- [Assigned task]:
Beginning with the first line and ending with the one containing "Computed with PBE, GBRV", copy the lines of the listing below exactly; omit everything else.

··········

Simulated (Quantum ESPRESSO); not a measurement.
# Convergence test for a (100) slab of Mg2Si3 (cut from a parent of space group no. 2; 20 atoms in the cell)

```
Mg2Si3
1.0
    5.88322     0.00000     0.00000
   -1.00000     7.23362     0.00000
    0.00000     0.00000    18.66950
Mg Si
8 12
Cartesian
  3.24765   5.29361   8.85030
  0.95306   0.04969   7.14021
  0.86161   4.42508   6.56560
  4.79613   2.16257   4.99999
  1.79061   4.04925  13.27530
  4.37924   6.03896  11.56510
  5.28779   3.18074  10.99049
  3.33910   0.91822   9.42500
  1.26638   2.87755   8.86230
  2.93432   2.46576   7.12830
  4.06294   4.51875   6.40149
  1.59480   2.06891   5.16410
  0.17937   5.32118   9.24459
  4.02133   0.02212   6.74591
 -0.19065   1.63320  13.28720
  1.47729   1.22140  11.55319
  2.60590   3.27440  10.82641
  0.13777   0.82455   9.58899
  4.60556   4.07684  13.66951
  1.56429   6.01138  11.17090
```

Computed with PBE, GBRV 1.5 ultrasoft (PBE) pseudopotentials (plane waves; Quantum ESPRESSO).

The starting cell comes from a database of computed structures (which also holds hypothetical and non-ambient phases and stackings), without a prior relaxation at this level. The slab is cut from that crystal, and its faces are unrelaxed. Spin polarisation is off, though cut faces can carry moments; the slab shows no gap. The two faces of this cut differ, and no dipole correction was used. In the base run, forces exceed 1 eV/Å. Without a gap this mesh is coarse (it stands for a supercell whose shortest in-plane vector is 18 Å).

··········

- [Answer box]:
Simulated (Quantum ESPRESSO); not a measurement.
# Convergence test for a (100) slab of Mg2Si3 (cut from a parent of space group no. 2; 20 atoms in the cell)

```
Mg2Si3
1.0
    5.88322     0.00000     0.00000
   -1.00000     7.23362     0.00000
    0.00000     0.00000    18.66950
Mg Si
8 12
Cartesian
  3.24765   5.29361   8.85030
  0.95306   0.04969   7.14021
  0.86161   4.42508   6.56560
  4.79613   2.16257   4.99999
  1.79061   4.04925  13.27530
  4.37924   6.03896  11.56510
  5.28779   3.18074  10.99049
  3.33910   0.91822   9.42500
  1.26638   2.87755   8.86230
  2.93432   2.46576   7.12830
  4.06294   4.51875   6.40149
  1.59480   2.06891   5.16410
  0.17937   5.32118   9.24459
  4.02133   0.02212   6.74591
 -0.19065   1.63320  13.28720
  1.47729   1.22140  11.55319
  2.60590   3.27440  10.82641
  0.13777   0.82455   9.58899
  4.60556   4.07684  13.66951
  1.56429   6.01138  11.17090
```

Computed with PBE, GBRV 1.5 ultrasoft (PBE) pseudopotentials (plane waves; Quantum ESPRESSO).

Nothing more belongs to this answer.